[[ SUPPLIED RECORDS open ]]

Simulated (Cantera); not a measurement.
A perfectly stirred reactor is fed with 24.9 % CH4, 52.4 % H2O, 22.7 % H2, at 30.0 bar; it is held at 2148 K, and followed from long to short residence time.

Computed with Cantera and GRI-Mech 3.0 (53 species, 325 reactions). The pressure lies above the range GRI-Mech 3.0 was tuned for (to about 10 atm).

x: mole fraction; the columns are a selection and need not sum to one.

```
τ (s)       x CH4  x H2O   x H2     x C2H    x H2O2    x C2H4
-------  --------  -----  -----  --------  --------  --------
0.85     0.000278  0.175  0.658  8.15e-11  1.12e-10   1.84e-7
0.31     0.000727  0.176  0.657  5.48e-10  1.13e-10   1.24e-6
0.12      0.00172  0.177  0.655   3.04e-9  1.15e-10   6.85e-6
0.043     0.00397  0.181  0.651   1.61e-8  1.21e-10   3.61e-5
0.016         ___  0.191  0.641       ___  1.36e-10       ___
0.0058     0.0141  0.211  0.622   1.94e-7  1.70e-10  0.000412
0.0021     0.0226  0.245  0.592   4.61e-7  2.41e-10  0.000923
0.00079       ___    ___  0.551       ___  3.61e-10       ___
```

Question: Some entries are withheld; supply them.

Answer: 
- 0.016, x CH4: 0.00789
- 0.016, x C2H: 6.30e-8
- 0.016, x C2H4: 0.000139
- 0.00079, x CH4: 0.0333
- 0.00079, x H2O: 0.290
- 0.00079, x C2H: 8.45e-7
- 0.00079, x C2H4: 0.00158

[[ SUPPLIED RECORDS closed ]]

### WORK ITEM
Could you retype exactly the lines from the first one of the records through the line containing "- 0.00079, x CH4: 0.0333", both included, and nothing more?

### SOLUTION
Simulated (Cantera); not a measurement.
A perfectly stirred reactor is fed with 24.9 % CH4, 52.4 % H2O, 22.7 % H2, at 30.0 bar; it is held at 2148 K, and followed from long to short residence time.

Computed with Cantera and GRI-Mech 3.0 (53 species, 325 reactions). The pressure lies above the range GRI-Mech 3.0 was tuned for (to about 10 atm).

x: mole fraction; the columns are a selection and need not sum to one.

```
τ (s)       x CH4  x H2O   x H2     x C2H    x H2O2    x C2H4
-------  --------  -----  -----  --------  --------  --------
0.85     0.000278  0.175  0.658  8.15e-11  1.12e-10   1.84e-7
0.31     0.000727  0.176  0.657  5.48e-10  1.13e-10   1.24e-6
0.12      0.00172  0.177  0.655   3.04e-9  1.15e-10   6.85e-6
0.043     0.00397  0.181  0.651   1.61e-8  1.21e-10   3.61e-5
0.016         ___  0.191  0.641       ___  1.36e-10       ___
0.0058     0.0141  0.211  0.622   1.94e-7  1.70e-10  0.000412
0.0021     0.0226  0.245  0.592   4.61e-7  2.41e-10  0.000923
0.00079       ___    ___  0.551       ___  3.61e-10       ___
```

Question: Some entries are withheld; supply them.

Answer: 
- 0.016, x CH4: 0.00789
- 0.016, x C2H: 6.30e-8
- 0.016, x C2H4: 0.000139
- 0.00079, x CH4: 0.0333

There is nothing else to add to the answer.